=-=-=

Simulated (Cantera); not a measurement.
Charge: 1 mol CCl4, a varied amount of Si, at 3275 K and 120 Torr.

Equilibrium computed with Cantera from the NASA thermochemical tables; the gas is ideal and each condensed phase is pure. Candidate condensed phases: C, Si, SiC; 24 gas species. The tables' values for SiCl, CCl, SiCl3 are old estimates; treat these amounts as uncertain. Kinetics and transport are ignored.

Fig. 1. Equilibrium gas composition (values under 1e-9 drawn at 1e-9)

=-=-=

WORK ORDER:
Take the entries above and transcribe them exactly.

RESULT:
Simulated (Cantera); not a measurement.
Charge: 1 mol CCl4, a varied amount of Si, at 3275 K and 120 Torr.

Equilibrium computed with Cantera from the NASA thermochemical tables; the gas is ideal and each condensed phase is pure. Candidate condensed phases: C, Si, SiC; 24 gas species. The tables' values for SiCl, CCl, SiCl3 are old estimates; treat these amounts as uncertain. Kinetics and transport are ignored.

Fig. 1. Equilibrium gas composition (values under 1e-9 drawn at 1e-9)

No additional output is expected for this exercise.